• • •
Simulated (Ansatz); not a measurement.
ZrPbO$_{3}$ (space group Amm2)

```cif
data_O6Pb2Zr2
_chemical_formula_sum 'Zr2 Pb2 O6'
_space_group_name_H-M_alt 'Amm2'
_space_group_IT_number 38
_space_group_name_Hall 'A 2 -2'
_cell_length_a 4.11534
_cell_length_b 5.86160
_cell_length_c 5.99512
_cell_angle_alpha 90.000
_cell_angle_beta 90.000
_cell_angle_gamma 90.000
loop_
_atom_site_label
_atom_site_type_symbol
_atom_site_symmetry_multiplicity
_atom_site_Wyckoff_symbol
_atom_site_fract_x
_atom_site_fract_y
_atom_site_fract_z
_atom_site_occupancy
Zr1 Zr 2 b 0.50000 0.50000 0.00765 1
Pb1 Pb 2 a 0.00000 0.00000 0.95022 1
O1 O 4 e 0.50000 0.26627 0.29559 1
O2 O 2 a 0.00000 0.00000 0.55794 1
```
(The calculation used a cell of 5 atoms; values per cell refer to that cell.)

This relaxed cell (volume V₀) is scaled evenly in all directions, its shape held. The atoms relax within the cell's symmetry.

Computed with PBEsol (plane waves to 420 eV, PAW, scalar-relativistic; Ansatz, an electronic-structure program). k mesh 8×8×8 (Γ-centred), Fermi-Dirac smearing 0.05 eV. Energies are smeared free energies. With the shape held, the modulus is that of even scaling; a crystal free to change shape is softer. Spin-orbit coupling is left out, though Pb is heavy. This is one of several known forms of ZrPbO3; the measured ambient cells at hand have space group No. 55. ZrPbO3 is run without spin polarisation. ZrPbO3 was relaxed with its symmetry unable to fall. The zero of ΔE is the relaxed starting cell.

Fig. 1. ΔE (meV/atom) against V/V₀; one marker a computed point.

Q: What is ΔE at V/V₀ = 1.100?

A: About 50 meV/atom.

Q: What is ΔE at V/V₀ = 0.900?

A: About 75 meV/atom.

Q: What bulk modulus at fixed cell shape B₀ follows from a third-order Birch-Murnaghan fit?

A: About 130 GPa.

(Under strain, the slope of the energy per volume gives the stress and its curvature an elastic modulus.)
• • •

Requirement
Transcribe the entries above word for word, from the first line through the line containing "A: About 75 meV/atom.", and nothing else.

Written solution
Simulated (Ansatz); not a measurement.
ZrPbO$_{3}$ (space group Amm2)

```cif
data_O6Pb2Zr2
_chemical_formula_sum 'Zr2 Pb2 O6'
_space_group_name_H-M_alt 'Amm2'
_space_group_IT_number 38
_space_group_name_Hall 'A 2 -2'
_cell_length_a 4.11534
_cell_length_b 5.86160
_cell_length_c 5.99512
_cell_angle_alpha 90.000
_cell_angle_beta 90.000
_cell_angle_gamma 90.000
loop_
_atom_site_label
_atom_site_type_symbol
_atom_site_symmetry_multiplicity
_atom_site_Wyckoff_symbol
_atom_site_fract_x
_atom_site_fract_y
_atom_site_fract_z
_atom_site_occupancy
Zr1 Zr 2 b 0.50000 0.50000 0.00765 1
Pb1 Pb 2 a 0.00000 0.00000 0.95022 1
O1 O 4 e 0.50000 0.26627 0.29559 1
O2 O 2 a 0.00000 0.00000 0.55794 1
```
(The calculation used a cell of 5 atoms; values per cell refer to that cell.)

This relaxed cell (volume V₀) is scaled evenly in all directions, its shape held. The atoms relax within the cell's symmetry.

Computed with PBEsol (plane waves to 420 eV, PAW, scalar-relativistic; Ansatz, an electronic-structure program). k mesh 8×8×8 (Γ-centred), Fermi-Dirac smearing 0.05 eV. Energies are smeared free energies. With the shape held, the modulus is that of even scaling; a crystal free to change shape is softer. Spin-orbit coupling is left out, though Pb is heavy. This is one of several known forms of ZrPbO3; the measured ambient cells at hand have space group No. 55. ZrPbO3 is run without spin polarisation. ZrPbO3 was relaxed with its symmetry unable to fall. The zero of ΔE is the relaxed starting cell.

Fig. 1. ΔE (meV/atom) against V/V₀; one marker a computed point.

Q: What is ΔE at V/V₀ = 1.100?

A: About 50 meV/atom.

Q: What is ΔE at V/V₀ = 0.900?

A: About 75 meV/atom.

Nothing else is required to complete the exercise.